> **Work item**
Write out every record below exactly, so that nothing differs from what is shown.

---------------

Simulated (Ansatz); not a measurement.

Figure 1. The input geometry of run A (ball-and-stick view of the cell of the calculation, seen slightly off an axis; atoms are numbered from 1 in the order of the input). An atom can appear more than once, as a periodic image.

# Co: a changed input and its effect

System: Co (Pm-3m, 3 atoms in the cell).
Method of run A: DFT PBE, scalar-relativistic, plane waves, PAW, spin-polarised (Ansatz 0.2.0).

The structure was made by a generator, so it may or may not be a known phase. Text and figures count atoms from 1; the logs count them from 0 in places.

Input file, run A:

---------------

> **Written answer**
Simulated (Ansatz); not a measurement.

Figure 1. The input geometry of run A (ball-and-stick view of the cell of the calculation, seen slightly off an axis; atoms are numbered from 1 in the order of the input). An atom can appear more than once, as a periodic image.

# Co: a changed input and its effect

System: Co (Pm-3m, 3 atoms in the cell).
Method of run A: DFT PBE, scalar-relativistic, plane waves, PAW, spin-polarised (Ansatz 0.2.0).

The structure was made by a generator, so it may or may not be a known phase. Text and figures count atoms from 1; the logs count them from 0 in places.

Input file, run A:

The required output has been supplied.